****************

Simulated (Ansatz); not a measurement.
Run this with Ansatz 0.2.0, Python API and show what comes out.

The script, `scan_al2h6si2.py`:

****************

• _WORK TASK_: Exactly as they stand, set down the lines from the top of the data through the line with "Run this with".

• _WRITTEN RESPONSE_:
Simulated (Ansatz); not a measurement.
Run this with Ansatz 0.2.0, Python API and show what comes out.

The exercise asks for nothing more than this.